The data
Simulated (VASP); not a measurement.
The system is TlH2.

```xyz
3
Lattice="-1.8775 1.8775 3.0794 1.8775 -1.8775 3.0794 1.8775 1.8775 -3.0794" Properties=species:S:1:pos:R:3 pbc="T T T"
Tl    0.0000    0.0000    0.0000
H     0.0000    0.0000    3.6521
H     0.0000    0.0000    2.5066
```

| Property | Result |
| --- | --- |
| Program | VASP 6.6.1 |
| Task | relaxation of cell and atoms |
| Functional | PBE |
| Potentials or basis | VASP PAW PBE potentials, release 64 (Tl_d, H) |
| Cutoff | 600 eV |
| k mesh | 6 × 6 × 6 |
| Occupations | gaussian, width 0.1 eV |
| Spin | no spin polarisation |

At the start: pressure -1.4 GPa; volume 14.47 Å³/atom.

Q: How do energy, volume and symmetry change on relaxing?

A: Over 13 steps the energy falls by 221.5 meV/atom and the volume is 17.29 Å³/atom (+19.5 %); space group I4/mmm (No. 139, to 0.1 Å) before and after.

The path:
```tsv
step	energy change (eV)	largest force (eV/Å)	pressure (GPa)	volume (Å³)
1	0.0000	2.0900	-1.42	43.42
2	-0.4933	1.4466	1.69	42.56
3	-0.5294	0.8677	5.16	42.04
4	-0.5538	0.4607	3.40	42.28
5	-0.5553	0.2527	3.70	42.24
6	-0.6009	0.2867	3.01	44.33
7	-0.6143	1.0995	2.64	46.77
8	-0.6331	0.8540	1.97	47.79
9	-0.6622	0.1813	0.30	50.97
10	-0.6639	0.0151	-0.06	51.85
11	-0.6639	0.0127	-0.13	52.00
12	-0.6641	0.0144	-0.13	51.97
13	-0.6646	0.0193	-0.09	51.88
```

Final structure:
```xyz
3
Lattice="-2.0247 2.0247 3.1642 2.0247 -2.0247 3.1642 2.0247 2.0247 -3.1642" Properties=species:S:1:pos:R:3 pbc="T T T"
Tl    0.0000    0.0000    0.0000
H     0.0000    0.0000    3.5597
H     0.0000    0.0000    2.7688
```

Activity
Within the material above, copy exactly the lines from the line that holds "The system is TlH2." up to and including the line that holds "Functional | PBE |".

Task output
The system is TlH2.

```xyz
3
Lattice="-1.8775 1.8775 3.0794 1.8775 -1.8775 3.0794 1.8775 1.8775 -3.0794" Properties=species:S:1:pos:R:3 pbc="T T T"
Tl    0.0000    0.0000    0.0000
H     0.0000    0.0000    3.6521
H     0.0000    0.0000    2.5066
```

| Property | Result |
| --- | --- |
| Program | VASP 6.6.1 |
| Task | relaxation of cell and atoms |
| Functional | PBE |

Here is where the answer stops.